= WORK TASK =
Repeat every record exactly.

[[ EXTRACTED DATA, beginning ]]

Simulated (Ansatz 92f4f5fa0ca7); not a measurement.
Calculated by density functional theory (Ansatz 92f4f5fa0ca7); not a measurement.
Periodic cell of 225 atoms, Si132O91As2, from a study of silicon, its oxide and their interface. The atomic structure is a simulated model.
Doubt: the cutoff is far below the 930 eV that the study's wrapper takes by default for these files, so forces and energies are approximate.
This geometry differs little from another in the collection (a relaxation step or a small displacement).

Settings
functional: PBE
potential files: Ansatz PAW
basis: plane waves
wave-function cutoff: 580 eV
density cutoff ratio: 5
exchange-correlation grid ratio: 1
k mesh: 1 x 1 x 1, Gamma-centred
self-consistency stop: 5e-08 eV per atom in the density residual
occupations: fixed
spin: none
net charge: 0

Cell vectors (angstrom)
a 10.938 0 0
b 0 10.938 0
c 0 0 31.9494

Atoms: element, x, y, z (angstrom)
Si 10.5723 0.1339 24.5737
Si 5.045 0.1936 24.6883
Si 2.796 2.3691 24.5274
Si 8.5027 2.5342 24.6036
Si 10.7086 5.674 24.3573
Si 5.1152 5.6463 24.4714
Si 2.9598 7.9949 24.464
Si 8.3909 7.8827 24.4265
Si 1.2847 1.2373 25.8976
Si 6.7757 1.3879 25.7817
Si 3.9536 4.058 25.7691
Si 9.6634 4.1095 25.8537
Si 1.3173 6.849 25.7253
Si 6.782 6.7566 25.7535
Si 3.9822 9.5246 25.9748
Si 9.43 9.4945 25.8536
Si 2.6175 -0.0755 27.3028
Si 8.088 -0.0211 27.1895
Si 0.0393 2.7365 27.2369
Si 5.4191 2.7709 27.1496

[[ EXTRACTED DATA, end ]]

= EXERCISE RESULT =
Simulated (Ansatz 92f4f5fa0ca7); not a measurement.
Calculated by density functional theory (Ansatz 92f4f5fa0ca7); not a measurement.
Periodic cell of 225 atoms, Si132O91As2, from a study of silicon, its oxide and their interface. The atomic structure is a simulated model.
Doubt: the cutoff is far below the 930 eV that the study's wrapper takes by default for these files, so forces and energies are approximate.
This geometry differs little from another in the collection (a relaxation step or a small displacement).

Settings
functional: PBE
potential files: Ansatz PAW
basis: plane waves
wave-function cutoff: 580 eV
density cutoff ratio: 5
exchange-correlation grid ratio: 1
k mesh: 1 x 1 x 1, Gamma-centred
self-consistency stop: 5e-08 eV per atom in the density residual
occupations: fixed
spin: none
net charge: 0

Cell vectors (angstrom)
a 10.938 0 0
b 0 10.938 0
c 0 0 31.9494

Atoms: element, x, y, z (angstrom)
Si 10.5723 0.1339 24.5737
Si 5.045 0.1936 24.6883
Si 2.796 2.3691 24.5274
Si 8.5027 2.5342 24.6036
Si 10.7086 5.674 24.3573
Si 5.1152 5.6463 24.4714
Si 2.9598 7.9949 24.464
Si 8.3909 7.8827 24.4265
Si 1.2847 1.2373 25.8976
Si 6.7757 1.3879 25.7817
Si 3.9536 4.058 25.7691
Si 9.6634 4.1095 25.8537
Si 1.3173 6.849 25.7253
Si 6.782 6.7566 25.7535
Si 3.9822 9.5246 25.9748
Si 9.43 9.4945 25.8536
Si 2.6175 -0.0755 27.3028
Si 8.088 -0.0211 27.1895
Si 0.0393 2.7365 27.2369
Si 5.4191 2.7709 27.1496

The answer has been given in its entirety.